========================
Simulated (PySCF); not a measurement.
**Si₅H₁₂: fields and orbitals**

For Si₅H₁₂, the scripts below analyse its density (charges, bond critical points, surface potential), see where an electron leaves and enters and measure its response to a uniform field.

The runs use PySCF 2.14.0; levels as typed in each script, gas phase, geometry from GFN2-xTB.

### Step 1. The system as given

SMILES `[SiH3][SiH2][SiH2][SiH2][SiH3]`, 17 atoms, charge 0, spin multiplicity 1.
========================

WORK REQUEST: Taking the entries above, write out exactly each line from the one holding "For Si₅H₁₂, the" to the one holding "### Step 1. The system as given", both included, and stop there.

ANSWER SECTION:
For Si₅H₁₂, the scripts below analyse its density (charges, bond critical points, surface potential), see where an electron leaves and enters and measure its response to a uniform field.

The runs use PySCF 2.14.0; levels as typed in each script, gas phase, geometry from GFN2-xTB.

### Step 1. The system as given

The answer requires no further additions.